(Work instruction):
Below are several entries. Transcribe exactly those lines that fall from the one with "## Calculated data, InGa₃P₄ (made-up cell)" through the one with "All values are", end lines included.

+ + + + +
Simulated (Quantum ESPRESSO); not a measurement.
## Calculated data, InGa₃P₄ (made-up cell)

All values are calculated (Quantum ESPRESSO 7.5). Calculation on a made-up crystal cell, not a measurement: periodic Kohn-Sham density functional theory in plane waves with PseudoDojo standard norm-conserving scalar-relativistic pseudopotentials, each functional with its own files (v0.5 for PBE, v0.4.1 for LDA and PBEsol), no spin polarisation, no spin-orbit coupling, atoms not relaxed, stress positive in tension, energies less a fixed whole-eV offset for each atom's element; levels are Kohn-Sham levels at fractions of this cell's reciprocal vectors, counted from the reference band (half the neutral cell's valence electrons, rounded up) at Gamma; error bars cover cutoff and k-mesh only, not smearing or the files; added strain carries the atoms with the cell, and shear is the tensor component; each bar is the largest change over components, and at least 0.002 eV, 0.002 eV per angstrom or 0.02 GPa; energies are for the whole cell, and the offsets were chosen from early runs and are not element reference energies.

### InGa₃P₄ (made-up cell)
+ + + + +

(Response):
## Calculated data, InGa₃P₄ (made-up cell)

All values are calculated (Quantum ESPRESSO 7.5). Calculation on a made-up crystal cell, not a measurement: periodic Kohn-Sham density functional theory in plane waves with PseudoDojo standard norm-conserving scalar-relativistic pseudopotentials, each functional with its own files (v0.5 for PBE, v0.4.1 for LDA and PBEsol), no spin polarisation, no spin-orbit coupling, atoms not relaxed, stress positive in tension, energies less a fixed whole-eV offset for each atom's element; levels are Kohn-Sham levels at fractions of this cell's reciprocal vectors, counted from the reference band (half the neutral cell's valence electrons, rounded up) at Gamma; error bars cover cutoff and k-mesh only, not smearing or the files; added strain carries the atoms with the cell, and shear is the tensor component; each bar is the largest change over components, and at least 0.002 eV, 0.002 eV per angstrom or 0.02 GPa; energies are for the whole cell, and the offsets were chosen from early runs and are not element reference energies.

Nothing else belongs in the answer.